===

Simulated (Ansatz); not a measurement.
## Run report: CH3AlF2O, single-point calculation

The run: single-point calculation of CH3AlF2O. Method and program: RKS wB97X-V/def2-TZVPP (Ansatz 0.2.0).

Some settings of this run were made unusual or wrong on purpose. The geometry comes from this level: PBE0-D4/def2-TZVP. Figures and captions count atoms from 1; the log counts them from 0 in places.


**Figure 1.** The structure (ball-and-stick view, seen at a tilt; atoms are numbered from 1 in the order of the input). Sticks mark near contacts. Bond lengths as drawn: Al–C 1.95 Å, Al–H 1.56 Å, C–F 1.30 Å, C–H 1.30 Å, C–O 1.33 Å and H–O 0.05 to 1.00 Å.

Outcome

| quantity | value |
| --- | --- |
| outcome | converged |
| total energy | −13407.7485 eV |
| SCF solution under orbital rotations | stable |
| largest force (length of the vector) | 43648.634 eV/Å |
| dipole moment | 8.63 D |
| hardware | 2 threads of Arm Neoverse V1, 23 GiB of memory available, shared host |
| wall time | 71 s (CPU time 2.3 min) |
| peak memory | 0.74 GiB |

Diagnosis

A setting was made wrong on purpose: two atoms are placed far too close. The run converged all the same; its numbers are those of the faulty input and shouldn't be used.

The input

===

**Work request:** Reproduce the entries above exactly, but only the lines between the line holding "quantity | value |" and the line holding "A setting was", inclusive.

**Task answer:**
| quantity | value |
| --- | --- |
| outcome | converged |
| total energy | −13407.7485 eV |
| SCF solution under orbital rotations | stable |
| largest force (length of the vector) | 43648.634 eV/Å |
| dipole moment | 8.63 D |
| hardware | 2 threads of Arm Neoverse V1, 23 GiB of memory available, shared host |
| wall time | 71 s (CPU time 2.3 min) |
| peak memory | 0.74 GiB |

Diagnosis

A setting was made wrong on purpose: two atoms are placed far too close. The run converged all the same; its numbers are those of the faulty input and shouldn't be used.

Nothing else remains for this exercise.